### [Work instruction]
Word for word, transcribe the material below from its first line to the line with "20 atoms, charge", both included.

[Supplied material]

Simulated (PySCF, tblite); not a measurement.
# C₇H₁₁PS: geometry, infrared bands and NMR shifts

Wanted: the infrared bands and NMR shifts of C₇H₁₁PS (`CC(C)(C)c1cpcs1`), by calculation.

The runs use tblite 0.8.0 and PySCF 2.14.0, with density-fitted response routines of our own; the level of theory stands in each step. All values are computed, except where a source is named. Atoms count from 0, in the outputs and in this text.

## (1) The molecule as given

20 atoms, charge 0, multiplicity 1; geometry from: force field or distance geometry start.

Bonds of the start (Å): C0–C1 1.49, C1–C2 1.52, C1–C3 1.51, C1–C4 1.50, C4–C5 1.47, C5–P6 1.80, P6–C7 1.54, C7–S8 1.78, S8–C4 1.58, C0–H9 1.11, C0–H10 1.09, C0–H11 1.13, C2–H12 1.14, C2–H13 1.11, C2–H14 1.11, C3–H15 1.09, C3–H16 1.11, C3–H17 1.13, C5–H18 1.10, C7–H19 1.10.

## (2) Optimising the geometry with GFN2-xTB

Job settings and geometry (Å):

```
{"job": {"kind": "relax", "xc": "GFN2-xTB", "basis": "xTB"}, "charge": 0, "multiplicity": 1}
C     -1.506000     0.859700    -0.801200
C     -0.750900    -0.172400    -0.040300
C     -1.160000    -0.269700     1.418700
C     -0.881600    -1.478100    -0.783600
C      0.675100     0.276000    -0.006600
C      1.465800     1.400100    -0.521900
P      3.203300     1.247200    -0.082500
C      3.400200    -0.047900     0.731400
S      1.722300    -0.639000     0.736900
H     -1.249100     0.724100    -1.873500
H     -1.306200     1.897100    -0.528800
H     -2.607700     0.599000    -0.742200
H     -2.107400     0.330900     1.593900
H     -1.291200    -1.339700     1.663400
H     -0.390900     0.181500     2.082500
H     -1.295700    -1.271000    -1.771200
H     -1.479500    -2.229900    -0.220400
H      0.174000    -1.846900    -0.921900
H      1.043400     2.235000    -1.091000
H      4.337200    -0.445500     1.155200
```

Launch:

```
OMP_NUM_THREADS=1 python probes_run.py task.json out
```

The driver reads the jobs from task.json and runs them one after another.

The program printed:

[/Supplied material]

### [Task response]
Simulated (PySCF, tblite); not a measurement.
# C₇H₁₁PS: geometry, infrared bands and NMR shifts

Wanted: the infrared bands and NMR shifts of C₇H₁₁PS (`CC(C)(C)c1cpcs1`), by calculation.

The runs use tblite 0.8.0 and PySCF 2.14.0, with density-fitted response routines of our own; the level of theory stands in each step. All values are computed, except where a source is named. Atoms count from 0, in the outputs and in this text.

## (1) The molecule as given

20 atoms, charge 0, multiplicity 1; geometry from: force field or distance geometry start.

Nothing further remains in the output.